* Action item *
In the listing below, the line containing "This cell differs" marks the end; copy exactly every line from the first through that one.

* Supplied data *
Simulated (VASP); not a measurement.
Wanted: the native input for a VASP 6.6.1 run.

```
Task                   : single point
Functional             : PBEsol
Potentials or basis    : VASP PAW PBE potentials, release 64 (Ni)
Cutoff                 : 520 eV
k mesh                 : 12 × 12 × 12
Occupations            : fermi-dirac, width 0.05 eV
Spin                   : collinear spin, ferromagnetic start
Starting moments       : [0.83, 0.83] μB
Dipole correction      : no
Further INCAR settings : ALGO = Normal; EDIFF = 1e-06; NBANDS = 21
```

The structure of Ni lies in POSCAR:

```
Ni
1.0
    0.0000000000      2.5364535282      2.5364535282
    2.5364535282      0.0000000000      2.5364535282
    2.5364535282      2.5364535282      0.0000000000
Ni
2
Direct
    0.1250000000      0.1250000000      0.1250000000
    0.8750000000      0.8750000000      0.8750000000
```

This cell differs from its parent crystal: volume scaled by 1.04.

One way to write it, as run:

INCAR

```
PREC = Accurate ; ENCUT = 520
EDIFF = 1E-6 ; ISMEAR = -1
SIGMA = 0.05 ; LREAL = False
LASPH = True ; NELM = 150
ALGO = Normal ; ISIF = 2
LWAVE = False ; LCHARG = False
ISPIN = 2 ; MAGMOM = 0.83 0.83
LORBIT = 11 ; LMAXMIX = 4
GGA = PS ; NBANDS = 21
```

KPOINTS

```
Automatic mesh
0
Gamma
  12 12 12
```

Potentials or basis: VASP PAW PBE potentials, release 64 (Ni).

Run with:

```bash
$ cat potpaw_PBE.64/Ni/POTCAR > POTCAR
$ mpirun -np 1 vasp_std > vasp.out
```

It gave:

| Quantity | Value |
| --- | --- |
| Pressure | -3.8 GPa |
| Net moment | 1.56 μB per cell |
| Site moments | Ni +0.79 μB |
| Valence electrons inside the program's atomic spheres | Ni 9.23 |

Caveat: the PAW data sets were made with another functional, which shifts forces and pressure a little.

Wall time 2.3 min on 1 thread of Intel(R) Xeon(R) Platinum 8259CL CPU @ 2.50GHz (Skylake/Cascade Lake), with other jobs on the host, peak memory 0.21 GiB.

* Task output *
Simulated (VASP); not a measurement.
Wanted: the native input for a VASP 6.6.1 run.

```
Task                   : single point
Functional             : PBEsol
Potentials or basis    : VASP PAW PBE potentials, release 64 (Ni)
Cutoff                 : 520 eV
k mesh                 : 12 × 12 × 12
Occupations            : fermi-dirac, width 0.05 eV
Spin                   : collinear spin, ferromagnetic start
Starting moments       : [0.83, 0.83] μB
Dipole correction      : no
Further INCAR settings : ALGO = Normal; EDIFF = 1e-06; NBANDS = 21
```

The structure of Ni lies in POSCAR:

```
Ni
1.0
    0.0000000000      2.5364535282      2.5364535282
    2.5364535282      0.0000000000      2.5364535282
    2.5364535282      2.5364535282      0.0000000000
Ni
2
Direct
    0.1250000000      0.1250000000      0.1250000000
    0.8750000000      0.8750000000      0.8750000000
```

This cell differs from its parent crystal: volume scaled by 1.04.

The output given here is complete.